Source information »
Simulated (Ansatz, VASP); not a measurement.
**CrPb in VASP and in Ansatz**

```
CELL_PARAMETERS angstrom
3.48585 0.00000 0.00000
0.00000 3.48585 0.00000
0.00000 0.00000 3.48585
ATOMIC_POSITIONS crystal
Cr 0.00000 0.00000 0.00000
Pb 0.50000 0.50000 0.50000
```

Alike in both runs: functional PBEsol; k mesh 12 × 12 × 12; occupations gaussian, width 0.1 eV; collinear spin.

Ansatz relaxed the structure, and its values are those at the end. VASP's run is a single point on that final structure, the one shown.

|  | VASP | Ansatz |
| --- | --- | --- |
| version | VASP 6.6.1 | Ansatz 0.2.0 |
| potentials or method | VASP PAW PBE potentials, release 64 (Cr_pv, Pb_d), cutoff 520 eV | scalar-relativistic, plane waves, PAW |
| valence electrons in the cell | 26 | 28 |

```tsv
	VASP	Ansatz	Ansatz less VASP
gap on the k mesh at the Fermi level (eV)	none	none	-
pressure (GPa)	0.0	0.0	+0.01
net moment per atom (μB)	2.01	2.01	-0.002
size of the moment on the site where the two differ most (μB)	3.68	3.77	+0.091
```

Work item »
The entire listing should be repeated with no line missing and no word altered.

Task result »
Simulated (Ansatz, VASP); not a measurement.
**CrPb in VASP and in Ansatz**

```
CELL_PARAMETERS angstrom
3.48585 0.00000 0.00000
0.00000 3.48585 0.00000
0.00000 0.00000 3.48585
ATOMIC_POSITIONS crystal
Cr 0.00000 0.00000 0.00000
Pb 0.50000 0.50000 0.50000
```

Alike in both runs: functional PBEsol; k mesh 12 × 12 × 12; occupations gaussian, width 0.1 eV; collinear spin.

Ansatz relaxed the structure, and its values are those at the end. VASP's run is a single point on that final structure, the one shown.

|  | VASP | Ansatz |
| --- | --- | --- |
| version | VASP 6.6.1 | Ansatz 0.2.0 |
| potentials or method | VASP PAW PBE potentials, release 64 (Cr_pv, Pb_d), cutoff 520 eV | scalar-relativistic, plane waves, PAW |
| valence electrons in the cell | 26 | 28 |

```tsv
	VASP	Ansatz	Ansatz less VASP
gap on the k mesh at the Fermi level (eV)	none	none	-
pressure (GPa)	0.0	0.0	+0.01
net moment per atom (μB)	2.01	2.01	-0.002
size of the moment on the site where the two differ most (μB)	3.68	3.77	+0.091
```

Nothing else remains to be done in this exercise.